[Task item]
Starting at the top of the records, output every line through the one that contains "Alike in both", keeping each exactly as it appears.

[Extracted data]
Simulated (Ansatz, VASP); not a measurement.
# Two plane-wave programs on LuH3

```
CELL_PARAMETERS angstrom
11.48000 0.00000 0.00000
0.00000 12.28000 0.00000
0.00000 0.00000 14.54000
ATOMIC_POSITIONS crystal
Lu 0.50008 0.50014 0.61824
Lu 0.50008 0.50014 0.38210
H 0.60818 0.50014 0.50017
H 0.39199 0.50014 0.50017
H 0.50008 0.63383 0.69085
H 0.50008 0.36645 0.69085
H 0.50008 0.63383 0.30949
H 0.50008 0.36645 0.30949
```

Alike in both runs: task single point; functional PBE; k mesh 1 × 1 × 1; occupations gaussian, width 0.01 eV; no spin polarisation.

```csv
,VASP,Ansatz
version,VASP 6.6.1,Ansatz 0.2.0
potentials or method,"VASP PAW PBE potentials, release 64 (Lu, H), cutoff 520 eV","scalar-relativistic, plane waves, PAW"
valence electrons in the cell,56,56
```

[Exercise result]
Simulated (Ansatz, VASP); not a measurement.
# Two plane-wave programs on LuH3

```
CELL_PARAMETERS angstrom
11.48000 0.00000 0.00000
0.00000 12.28000 0.00000
0.00000 0.00000 14.54000
ATOMIC_POSITIONS crystal
Lu 0.50008 0.50014 0.61824
Lu 0.50008 0.50014 0.38210
H 0.60818 0.50014 0.50017
H 0.39199 0.50014 0.50017
H 0.50008 0.63383 0.69085
H 0.50008 0.36645 0.69085
H 0.50008 0.63383 0.30949
H 0.50008 0.36645 0.30949
```

Alike in both runs: task single point; functional PBE; k mesh 1 × 1 × 1; occupations gaussian, width 0.01 eV; no spin polarisation.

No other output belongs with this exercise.